Your task is to retype each line of the data below exactly.

↓↓↓

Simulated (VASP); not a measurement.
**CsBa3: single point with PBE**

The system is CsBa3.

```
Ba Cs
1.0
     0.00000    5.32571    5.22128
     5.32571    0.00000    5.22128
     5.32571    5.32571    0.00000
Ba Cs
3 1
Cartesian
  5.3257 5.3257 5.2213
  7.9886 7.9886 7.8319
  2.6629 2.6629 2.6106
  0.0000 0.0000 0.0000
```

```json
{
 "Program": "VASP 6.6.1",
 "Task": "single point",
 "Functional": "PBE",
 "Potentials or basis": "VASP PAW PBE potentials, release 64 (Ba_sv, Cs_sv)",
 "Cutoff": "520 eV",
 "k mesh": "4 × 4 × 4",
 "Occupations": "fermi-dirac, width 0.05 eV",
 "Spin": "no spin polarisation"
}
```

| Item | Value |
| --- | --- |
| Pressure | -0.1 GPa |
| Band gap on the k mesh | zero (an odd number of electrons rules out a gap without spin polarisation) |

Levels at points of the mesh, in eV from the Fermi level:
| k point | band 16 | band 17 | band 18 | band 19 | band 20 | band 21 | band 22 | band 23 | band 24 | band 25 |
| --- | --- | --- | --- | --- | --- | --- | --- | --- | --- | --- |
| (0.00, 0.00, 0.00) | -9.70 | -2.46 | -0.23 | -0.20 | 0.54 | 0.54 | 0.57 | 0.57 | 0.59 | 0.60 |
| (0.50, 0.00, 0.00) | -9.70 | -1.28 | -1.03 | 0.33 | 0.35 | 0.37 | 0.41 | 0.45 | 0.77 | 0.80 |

↑↑↑

> **Answer box**
Simulated (VASP); not a measurement.
**CsBa3: single point with PBE**

The system is CsBa3.

```
Ba Cs
1.0
     0.00000    5.32571    5.22128
     5.32571    0.00000    5.22128
     5.32571    5.32571    0.00000
Ba Cs
3 1
Cartesian
  5.3257 5.3257 5.2213
  7.9886 7.9886 7.8319
  2.6629 2.6629 2.6106
  0.0000 0.0000 0.0000
```

```json
{
 "Program": "VASP 6.6.1",
 "Task": "single point",
 "Functional": "PBE",
 "Potentials or basis": "VASP PAW PBE potentials, release 64 (Ba_sv, Cs_sv)",
 "Cutoff": "520 eV",
 "k mesh": "4 × 4 × 4",
 "Occupations": "fermi-dirac, width 0.05 eV",
 "Spin": "no spin polarisation"
}
```

| Item | Value |
| --- | --- |
| Pressure | -0.1 GPa |
| Band gap on the k mesh | zero (an odd number of electrons rules out a gap without spin polarisation) |

Levels at points of the mesh, in eV from the Fermi level:
| k point | band 16 | band 17 | band 18 | band 19 | band 20 | band 21 | band 22 | band 23 | band 24 | band 25 |
| --- | --- | --- | --- | --- | --- | --- | --- | --- | --- | --- |
| (0.00, 0.00, 0.00) | -9.70 | -2.46 | -0.23 | -0.20 | 0.54 | 0.54 | 0.57 | 0.57 | 0.59 | 0.60 |
| (0.50, 0.00, 0.00) | -9.70 | -1.28 | -1.03 | 0.33 | 0.35 | 0.37 | 0.41 | 0.45 | 0.77 | 0.80 |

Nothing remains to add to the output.